Supplied records:
<<<<
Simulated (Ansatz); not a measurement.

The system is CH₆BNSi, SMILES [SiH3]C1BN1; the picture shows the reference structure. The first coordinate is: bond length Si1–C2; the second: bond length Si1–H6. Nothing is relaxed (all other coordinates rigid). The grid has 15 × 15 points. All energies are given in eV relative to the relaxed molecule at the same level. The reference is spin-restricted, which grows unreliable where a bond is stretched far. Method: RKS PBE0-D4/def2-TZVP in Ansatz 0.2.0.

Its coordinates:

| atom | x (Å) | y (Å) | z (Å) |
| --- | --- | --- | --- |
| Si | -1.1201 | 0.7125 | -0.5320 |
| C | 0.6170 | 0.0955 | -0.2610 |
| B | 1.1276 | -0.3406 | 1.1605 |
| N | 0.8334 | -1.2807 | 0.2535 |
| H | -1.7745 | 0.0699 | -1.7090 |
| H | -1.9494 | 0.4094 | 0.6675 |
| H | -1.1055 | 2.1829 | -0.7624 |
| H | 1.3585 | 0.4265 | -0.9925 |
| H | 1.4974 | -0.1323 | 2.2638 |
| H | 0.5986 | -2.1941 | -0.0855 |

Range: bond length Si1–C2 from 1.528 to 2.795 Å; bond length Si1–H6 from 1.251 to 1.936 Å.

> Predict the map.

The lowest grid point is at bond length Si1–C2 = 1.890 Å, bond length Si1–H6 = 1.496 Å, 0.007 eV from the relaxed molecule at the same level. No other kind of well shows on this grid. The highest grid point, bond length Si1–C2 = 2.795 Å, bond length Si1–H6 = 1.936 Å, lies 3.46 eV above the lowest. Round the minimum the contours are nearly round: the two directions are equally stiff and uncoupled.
>>>>

Action item:
Begin at the line above that has "The system is" and stop after the line that has "Predict the map.", copying each line exactly and adding nothing else.

Your solution:
The system is CH₆BNSi, SMILES [SiH3]C1BN1; the picture shows the reference structure. The first coordinate is: bond length Si1–C2; the second: bond length Si1–H6. Nothing is relaxed (all other coordinates rigid). The grid has 15 × 15 points. All energies are given in eV relative to the relaxed molecule at the same level. The reference is spin-restricted, which grows unreliable where a bond is stretched far. Method: RKS PBE0-D4/def2-TZVP in Ansatz 0.2.0.

Its coordinates:

| atom | x (Å) | y (Å) | z (Å) |
| --- | --- | --- | --- |
| Si | -1.1201 | 0.7125 | -0.5320 |
| C | 0.6170 | 0.0955 | -0.2610 |
| B | 1.1276 | -0.3406 | 1.1605 |
| N | 0.8334 | -1.2807 | 0.2535 |
| H | -1.7745 | 0.0699 | -1.7090 |
| H | -1.9494 | 0.4094 | 0.6675 |
| H | -1.1055 | 2.1829 | -0.7624 |
| H | 1.3585 | 0.4265 | -0.9925 |
| H | 1.4974 | -0.1323 | 2.2638 |
| H | 0.5986 | -2.1941 | -0.0855 |

Range: bond length Si1–C2 from 1.528 to 2.795 Å; bond length Si1–H6 from 1.251 to 1.936 Å.

> Predict the map.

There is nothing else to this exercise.